- **Available data**:
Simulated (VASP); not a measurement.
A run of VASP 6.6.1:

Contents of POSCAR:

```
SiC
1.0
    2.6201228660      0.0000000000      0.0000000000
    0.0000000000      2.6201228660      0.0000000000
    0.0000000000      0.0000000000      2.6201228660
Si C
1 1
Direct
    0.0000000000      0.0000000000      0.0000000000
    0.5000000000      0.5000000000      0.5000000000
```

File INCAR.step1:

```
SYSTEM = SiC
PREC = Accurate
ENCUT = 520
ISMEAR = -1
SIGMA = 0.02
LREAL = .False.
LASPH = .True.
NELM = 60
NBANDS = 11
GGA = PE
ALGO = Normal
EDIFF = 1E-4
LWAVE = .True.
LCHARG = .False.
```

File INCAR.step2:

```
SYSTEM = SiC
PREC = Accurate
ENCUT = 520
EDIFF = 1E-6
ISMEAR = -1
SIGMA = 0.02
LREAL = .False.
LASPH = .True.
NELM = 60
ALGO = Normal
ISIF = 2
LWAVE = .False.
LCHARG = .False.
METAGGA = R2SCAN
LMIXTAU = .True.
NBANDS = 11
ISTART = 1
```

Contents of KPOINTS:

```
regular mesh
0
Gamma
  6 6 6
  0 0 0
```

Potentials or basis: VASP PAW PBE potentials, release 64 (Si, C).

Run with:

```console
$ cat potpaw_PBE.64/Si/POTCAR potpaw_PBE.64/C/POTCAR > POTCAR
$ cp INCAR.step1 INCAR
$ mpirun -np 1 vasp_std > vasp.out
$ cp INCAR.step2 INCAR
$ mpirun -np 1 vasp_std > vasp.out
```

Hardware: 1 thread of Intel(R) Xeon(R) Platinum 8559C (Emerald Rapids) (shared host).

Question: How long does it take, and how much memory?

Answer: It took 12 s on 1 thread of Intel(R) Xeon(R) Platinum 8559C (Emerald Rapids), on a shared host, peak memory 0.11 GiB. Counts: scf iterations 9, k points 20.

- **Brief**: Give again exactly, and only, the lines above starting at the one with "Potentials or basis: VASP" and ending at the one with "Question: How long".

- **Solution**:
Potentials or basis: VASP PAW PBE potentials, release 64 (Si, C).

Run with:

```console
$ cat potpaw_PBE.64/Si/POTCAR potpaw_PBE.64/C/POTCAR > POTCAR
$ cp INCAR.step1 INCAR
$ mpirun -np 1 vasp_std > vasp.out
$ cp INCAR.step2 INCAR
$ mpirun -np 1 vasp_std > vasp.out
```

Hardware: 1 thread of Intel(R) Xeon(R) Platinum 8559C (Emerald Rapids) (shared host).

Question: How long does it take, and how much memory?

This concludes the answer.